++++

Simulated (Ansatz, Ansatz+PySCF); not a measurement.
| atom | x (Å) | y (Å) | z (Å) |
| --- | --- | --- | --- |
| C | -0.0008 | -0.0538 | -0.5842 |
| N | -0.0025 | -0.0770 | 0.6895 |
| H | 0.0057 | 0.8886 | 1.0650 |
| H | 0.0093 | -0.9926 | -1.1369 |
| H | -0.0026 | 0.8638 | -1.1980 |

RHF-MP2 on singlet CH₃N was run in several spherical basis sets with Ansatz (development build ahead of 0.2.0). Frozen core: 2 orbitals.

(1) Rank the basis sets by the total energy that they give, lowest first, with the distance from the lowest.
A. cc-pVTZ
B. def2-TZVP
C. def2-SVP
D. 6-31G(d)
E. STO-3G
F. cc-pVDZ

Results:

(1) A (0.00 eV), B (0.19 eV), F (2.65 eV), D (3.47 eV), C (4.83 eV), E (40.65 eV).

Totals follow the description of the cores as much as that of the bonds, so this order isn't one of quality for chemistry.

++++

◆ **Brief**:
In the material above, locate the line containing "(Å) | y (Å) | z (Å) |" and the line containing "RHF-MP2 on singlet". Transcribe exactly those two lines and every line between them, and nothing more.

◆ **Result**:
| atom | x (Å) | y (Å) | z (Å) |
| --- | --- | --- | --- |
| C | -0.0008 | -0.0538 | -0.5842 |
| N | -0.0025 | -0.0770 | 0.6895 |
| H | 0.0057 | 0.8886 | 1.0650 |
| H | 0.0093 | -0.9926 | -1.1369 |
| H | -0.0026 | 0.8638 | -1.1980 |

RHF-MP2 on singlet CH₃N was run in several spherical basis sets with Ansatz (development build ahead of 0.2.0). Frozen core: 2 orbitals.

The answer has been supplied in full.